^^^^^^^^

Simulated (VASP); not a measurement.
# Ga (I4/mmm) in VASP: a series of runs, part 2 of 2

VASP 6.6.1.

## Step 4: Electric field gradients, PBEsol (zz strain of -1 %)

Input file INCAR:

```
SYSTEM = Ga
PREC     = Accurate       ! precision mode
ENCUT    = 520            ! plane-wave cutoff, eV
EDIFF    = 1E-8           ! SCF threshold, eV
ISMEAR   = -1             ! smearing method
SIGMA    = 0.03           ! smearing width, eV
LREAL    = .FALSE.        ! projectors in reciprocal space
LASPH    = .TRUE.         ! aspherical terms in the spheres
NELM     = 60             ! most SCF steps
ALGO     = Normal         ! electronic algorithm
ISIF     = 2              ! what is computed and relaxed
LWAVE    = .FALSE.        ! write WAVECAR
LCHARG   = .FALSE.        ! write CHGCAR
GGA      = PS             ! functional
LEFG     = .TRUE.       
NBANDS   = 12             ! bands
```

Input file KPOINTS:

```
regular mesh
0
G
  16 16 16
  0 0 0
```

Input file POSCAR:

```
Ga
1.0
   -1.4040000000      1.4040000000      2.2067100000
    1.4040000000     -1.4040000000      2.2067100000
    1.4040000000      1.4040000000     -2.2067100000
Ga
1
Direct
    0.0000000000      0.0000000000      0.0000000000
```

^^^^^^^^

> **Assignment**
Print the listing once more, exactly as it stands above.

> **Expected answer**
Simulated (VASP); not a measurement.
# Ga (I4/mmm) in VASP: a series of runs, part 2 of 2

VASP 6.6.1.

## Step 4: Electric field gradients, PBEsol (zz strain of -1 %)

Input file INCAR:

```
SYSTEM = Ga
PREC     = Accurate       ! precision mode
ENCUT    = 520            ! plane-wave cutoff, eV
EDIFF    = 1E-8           ! SCF threshold, eV
ISMEAR   = -1             ! smearing method
SIGMA    = 0.03           ! smearing width, eV
LREAL    = .FALSE.        ! projectors in reciprocal space
LASPH    = .TRUE.         ! aspherical terms in the spheres
NELM     = 60             ! most SCF steps
ALGO     = Normal         ! electronic algorithm
ISIF     = 2              ! what is computed and relaxed
LWAVE    = .FALSE.        ! write WAVECAR
LCHARG   = .FALSE.        ! write CHGCAR
GGA      = PS             ! functional
LEFG     = .TRUE.       
NBANDS   = 12             ! bands
```

Input file KPOINTS:

```
regular mesh
0
G
  16 16 16
  0 0 0
```

Input file POSCAR:

```
Ga
1.0
   -1.4040000000      1.4040000000      2.2067100000
    1.4040000000     -1.4040000000      2.2067100000
    1.4040000000      1.4040000000     -2.2067100000
Ga
1
Direct
    0.0000000000      0.0000000000      0.0000000000
```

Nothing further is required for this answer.